* [Requirement] Output exactly, with nothing added, the entries from the first line through the line with "Hirshfeld | ESP-fitted |".

-=-=-=-=-

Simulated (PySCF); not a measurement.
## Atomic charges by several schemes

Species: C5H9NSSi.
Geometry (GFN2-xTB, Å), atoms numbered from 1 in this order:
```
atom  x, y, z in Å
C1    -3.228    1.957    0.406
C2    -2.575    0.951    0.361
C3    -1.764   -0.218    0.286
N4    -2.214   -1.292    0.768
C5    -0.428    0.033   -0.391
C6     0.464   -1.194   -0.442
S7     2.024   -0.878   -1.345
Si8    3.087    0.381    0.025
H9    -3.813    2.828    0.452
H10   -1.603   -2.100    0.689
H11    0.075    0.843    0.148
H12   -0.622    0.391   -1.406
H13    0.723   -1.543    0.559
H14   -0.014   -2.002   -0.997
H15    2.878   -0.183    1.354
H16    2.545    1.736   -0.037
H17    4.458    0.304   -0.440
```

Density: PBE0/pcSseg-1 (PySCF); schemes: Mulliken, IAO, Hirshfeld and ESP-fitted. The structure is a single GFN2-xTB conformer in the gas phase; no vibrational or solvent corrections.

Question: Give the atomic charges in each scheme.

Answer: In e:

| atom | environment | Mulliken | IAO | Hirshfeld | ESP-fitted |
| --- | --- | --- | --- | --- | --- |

-=-=-=-=-

* [Worked solution]
Simulated (PySCF); not a measurement.
## Atomic charges by several schemes

Species: C5H9NSSi.
Geometry (GFN2-xTB, Å), atoms numbered from 1 in this order:
```
atom  x, y, z in Å
C1    -3.228    1.957    0.406
C2    -2.575    0.951    0.361
C3    -1.764   -0.218    0.286
N4    -2.214   -1.292    0.768
C5    -0.428    0.033   -0.391
C6     0.464   -1.194   -0.442
S7     2.024   -0.878   -1.345
Si8    3.087    0.381    0.025
H9    -3.813    2.828    0.452
H10   -1.603   -2.100    0.689
H11    0.075    0.843    0.148
H12   -0.622    0.391   -1.406
H13    0.723   -1.543    0.559
H14   -0.014   -2.002   -0.997
H15    2.878   -0.183    1.354
H16    2.545    1.736   -0.037
H17    4.458    0.304   -0.440
```

Density: PBE0/pcSseg-1 (PySCF); schemes: Mulliken, IAO, Hirshfeld and ESP-fitted. The structure is a single GFN2-xTB conformer in the gas phase; no vibrational or solvent corrections.

Question: Give the atomic charges in each scheme.

Answer: In e:

| atom | environment | Mulliken | IAO | Hirshfeld | ESP-fitted |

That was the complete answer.